*** Data listing ***

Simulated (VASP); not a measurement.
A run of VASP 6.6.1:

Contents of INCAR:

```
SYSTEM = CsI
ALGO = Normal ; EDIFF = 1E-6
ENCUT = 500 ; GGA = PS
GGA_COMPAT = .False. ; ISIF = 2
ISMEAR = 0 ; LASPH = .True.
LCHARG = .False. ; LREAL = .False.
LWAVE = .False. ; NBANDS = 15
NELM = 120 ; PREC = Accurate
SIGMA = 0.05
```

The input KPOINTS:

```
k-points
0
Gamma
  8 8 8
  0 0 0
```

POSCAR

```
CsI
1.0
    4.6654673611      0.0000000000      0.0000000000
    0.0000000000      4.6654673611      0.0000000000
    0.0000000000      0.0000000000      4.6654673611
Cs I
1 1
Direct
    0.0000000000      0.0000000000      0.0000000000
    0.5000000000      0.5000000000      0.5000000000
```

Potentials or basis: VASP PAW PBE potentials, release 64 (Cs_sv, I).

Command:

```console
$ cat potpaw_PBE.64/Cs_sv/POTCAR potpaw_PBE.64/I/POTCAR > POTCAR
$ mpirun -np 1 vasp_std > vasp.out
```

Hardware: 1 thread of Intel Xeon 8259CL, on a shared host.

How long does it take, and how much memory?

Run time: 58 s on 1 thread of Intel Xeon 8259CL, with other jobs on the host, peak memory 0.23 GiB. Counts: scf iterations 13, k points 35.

*** End of Data listing ***

◆ Exercise ◆
Return nothing but the lines from the top of the records above through the line that has "How long does it take, and how much memory?". Keep each one exact.

◆ Your solution ◆
Simulated (VASP); not a measurement.
A run of VASP 6.6.1:

Contents of INCAR:

```
SYSTEM = CsI
ALGO = Normal ; EDIFF = 1E-6
ENCUT = 500 ; GGA = PS
GGA_COMPAT = .False. ; ISIF = 2
ISMEAR = 0 ; LASPH = .True.
LCHARG = .False. ; LREAL = .False.
LWAVE = .False. ; NBANDS = 15
NELM = 120 ; PREC = Accurate
SIGMA = 0.05
```

The input KPOINTS:

```
k-points
0
Gamma
  8 8 8
  0 0 0
```

POSCAR

```
CsI
1.0
    4.6654673611      0.0000000000      0.0000000000
    0.0000000000      4.6654673611      0.0000000000
    0.0000000000      0.0000000000      4.6654673611
Cs I
1 1
Direct
    0.0000000000      0.0000000000      0.0000000000
    0.5000000000      0.5000000000      0.5000000000
```

Potentials or basis: VASP PAW PBE potentials, release 64 (Cs_sv, I).

Command:

```console
$ cat potpaw_PBE.64/Cs_sv/POTCAR potpaw_PBE.64/I/POTCAR > POTCAR
$ mpirun -np 1 vasp_std > vasp.out
```

Hardware: 1 thread of Intel Xeon 8259CL, on a shared host.

How long does it take, and how much memory?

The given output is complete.